## Work request
Return only the lines running from the top of the entries to the line with "30 | band 31 |", inclusive, exactly as written.

---*---
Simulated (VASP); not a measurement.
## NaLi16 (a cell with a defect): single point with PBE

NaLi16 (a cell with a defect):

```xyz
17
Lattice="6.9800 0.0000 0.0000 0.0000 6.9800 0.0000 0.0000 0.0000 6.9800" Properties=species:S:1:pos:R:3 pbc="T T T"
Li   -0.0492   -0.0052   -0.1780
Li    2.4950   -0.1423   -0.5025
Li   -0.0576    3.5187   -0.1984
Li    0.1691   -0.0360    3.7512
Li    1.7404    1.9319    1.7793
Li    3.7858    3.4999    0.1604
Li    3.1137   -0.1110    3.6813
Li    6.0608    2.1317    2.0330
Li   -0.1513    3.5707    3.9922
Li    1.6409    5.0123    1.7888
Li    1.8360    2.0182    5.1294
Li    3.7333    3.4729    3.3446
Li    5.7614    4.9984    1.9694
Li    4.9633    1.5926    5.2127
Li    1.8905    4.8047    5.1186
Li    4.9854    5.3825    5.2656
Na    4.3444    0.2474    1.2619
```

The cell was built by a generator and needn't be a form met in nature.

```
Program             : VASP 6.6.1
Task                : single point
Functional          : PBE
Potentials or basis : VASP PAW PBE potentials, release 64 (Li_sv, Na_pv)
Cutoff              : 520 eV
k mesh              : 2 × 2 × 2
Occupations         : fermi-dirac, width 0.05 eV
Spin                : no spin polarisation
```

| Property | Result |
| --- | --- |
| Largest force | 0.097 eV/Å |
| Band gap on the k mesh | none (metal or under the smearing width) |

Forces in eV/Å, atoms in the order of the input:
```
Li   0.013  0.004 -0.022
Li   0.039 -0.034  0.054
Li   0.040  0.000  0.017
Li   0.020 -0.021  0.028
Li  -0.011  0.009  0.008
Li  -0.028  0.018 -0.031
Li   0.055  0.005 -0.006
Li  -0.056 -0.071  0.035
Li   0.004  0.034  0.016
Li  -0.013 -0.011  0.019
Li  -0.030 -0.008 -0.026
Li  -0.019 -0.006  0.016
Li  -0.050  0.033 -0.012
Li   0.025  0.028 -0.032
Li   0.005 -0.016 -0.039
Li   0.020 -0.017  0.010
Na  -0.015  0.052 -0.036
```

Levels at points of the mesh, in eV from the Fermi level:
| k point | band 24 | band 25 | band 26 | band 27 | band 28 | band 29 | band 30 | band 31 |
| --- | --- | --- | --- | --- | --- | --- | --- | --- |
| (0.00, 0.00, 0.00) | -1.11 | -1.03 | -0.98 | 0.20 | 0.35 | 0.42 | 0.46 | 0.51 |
---*---

## Task result
Simulated (VASP); not a measurement.
## NaLi16 (a cell with a defect): single point with PBE

NaLi16 (a cell with a defect):

```xyz
17
Lattice="6.9800 0.0000 0.0000 0.0000 6.9800 0.0000 0.0000 0.0000 6.9800" Properties=species:S:1:pos:R:3 pbc="T T T"
Li   -0.0492   -0.0052   -0.1780
Li    2.4950   -0.1423   -0.5025
Li   -0.0576    3.5187   -0.1984
Li    0.1691   -0.0360    3.7512
Li    1.7404    1.9319    1.7793
Li    3.7858    3.4999    0.1604
Li    3.1137   -0.1110    3.6813
Li    6.0608    2.1317    2.0330
Li   -0.1513    3.5707    3.9922
Li    1.6409    5.0123    1.7888
Li    1.8360    2.0182    5.1294
Li    3.7333    3.4729    3.3446
Li    5.7614    4.9984    1.9694
Li    4.9633    1.5926    5.2127
Li    1.8905    4.8047    5.1186
Li    4.9854    5.3825    5.2656
Na    4.3444    0.2474    1.2619
```

The cell was built by a generator and needn't be a form met in nature.

```
Program             : VASP 6.6.1
Task                : single point
Functional          : PBE
Potentials or basis : VASP PAW PBE potentials, release 64 (Li_sv, Na_pv)
Cutoff              : 520 eV
k mesh              : 2 × 2 × 2
Occupations         : fermi-dirac, width 0.05 eV
Spin                : no spin polarisation
```

| Property | Result |
| --- | --- |
| Largest force | 0.097 eV/Å |
| Band gap on the k mesh | none (metal or under the smearing width) |

Forces in eV/Å, atoms in the order of the input:
```
Li   0.013  0.004 -0.022
Li   0.039 -0.034  0.054
Li   0.040  0.000  0.017
Li   0.020 -0.021  0.028
Li  -0.011  0.009  0.008
Li  -0.028  0.018 -0.031
Li   0.055  0.005 -0.006
Li  -0.056 -0.071  0.035
Li   0.004  0.034  0.016
Li  -0.013 -0.011  0.019
Li  -0.030 -0.008 -0.026
Li  -0.019 -0.006  0.016
Li  -0.050  0.033 -0.012
Li   0.025  0.028 -0.032
Li   0.005 -0.016 -0.039
Li   0.020 -0.017  0.010
Na  -0.015  0.052 -0.036
```

Levels at points of the mesh, in eV from the Fermi level:
| k point | band 24 | band 25 | band 26 | band 27 | band 28 | band 29 | band 30 | band 31 |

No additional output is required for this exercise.